==== Dataset
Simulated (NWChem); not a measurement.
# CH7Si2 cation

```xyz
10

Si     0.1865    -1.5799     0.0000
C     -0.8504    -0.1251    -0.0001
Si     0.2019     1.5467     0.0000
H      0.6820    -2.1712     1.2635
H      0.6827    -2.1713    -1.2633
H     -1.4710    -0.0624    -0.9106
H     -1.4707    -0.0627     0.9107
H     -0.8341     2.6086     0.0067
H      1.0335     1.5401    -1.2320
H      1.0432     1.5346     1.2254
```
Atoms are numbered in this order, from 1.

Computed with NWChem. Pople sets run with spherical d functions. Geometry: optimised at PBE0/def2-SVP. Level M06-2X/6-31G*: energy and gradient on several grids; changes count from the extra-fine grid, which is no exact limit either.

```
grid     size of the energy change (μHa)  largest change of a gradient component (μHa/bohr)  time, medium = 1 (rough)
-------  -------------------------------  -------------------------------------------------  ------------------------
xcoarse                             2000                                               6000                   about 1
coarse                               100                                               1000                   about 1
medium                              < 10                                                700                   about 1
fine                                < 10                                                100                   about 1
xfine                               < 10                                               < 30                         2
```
========

__Work instruction__
Every line above is to be transcribed exactly, with nothing missed.

__Answer section__
Simulated (NWChem); not a measurement.
# CH7Si2 cation

```xyz
10

Si     0.1865    -1.5799     0.0000
C     -0.8504    -0.1251    -0.0001
Si     0.2019     1.5467     0.0000
H      0.6820    -2.1712     1.2635
H      0.6827    -2.1713    -1.2633
H     -1.4710    -0.0624    -0.9106
H     -1.4707    -0.0627     0.9107
H     -0.8341     2.6086     0.0067
H      1.0335     1.5401    -1.2320
H      1.0432     1.5346     1.2254
```
Atoms are numbered in this order, from 1.

Computed with NWChem. Pople sets run with spherical d functions. Geometry: optimised at PBE0/def2-SVP. Level M06-2X/6-31G*: energy and gradient on several grids; changes count from the extra-fine grid, which is no exact limit either.

```
grid     size of the energy change (μHa)  largest change of a gradient component (μHa/bohr)  time, medium = 1 (rough)
-------  -------------------------------  -------------------------------------------------  ------------------------
xcoarse                             2000                                               6000                   about 1
coarse                               100                                               1000                   about 1
medium                              < 10                                                700                   about 1
fine                                < 10                                                100                   about 1
xfine                               < 10                                               < 30                         2
```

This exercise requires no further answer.